- [Data extract]
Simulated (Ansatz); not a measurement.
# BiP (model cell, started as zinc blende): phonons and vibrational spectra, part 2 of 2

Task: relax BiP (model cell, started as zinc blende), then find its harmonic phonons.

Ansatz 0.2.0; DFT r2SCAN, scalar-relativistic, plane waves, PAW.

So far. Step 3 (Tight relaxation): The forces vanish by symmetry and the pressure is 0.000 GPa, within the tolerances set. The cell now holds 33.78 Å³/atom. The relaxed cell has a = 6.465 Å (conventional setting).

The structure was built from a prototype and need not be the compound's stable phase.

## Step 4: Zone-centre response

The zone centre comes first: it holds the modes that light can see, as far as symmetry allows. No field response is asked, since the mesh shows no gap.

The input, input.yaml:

- [Assigned task] Starting with the first line of the listing, output each line exactly until you have included the one containing "Ansatz 0.2.0; DFT".

- [Exercise response]
Simulated (Ansatz); not a measurement.
# BiP (model cell, started as zinc blende): phonons and vibrational spectra, part 2 of 2

Task: relax BiP (model cell, started as zinc blende), then find its harmonic phonons.

Ansatz 0.2.0; DFT r2SCAN, scalar-relativistic, plane waves, PAW.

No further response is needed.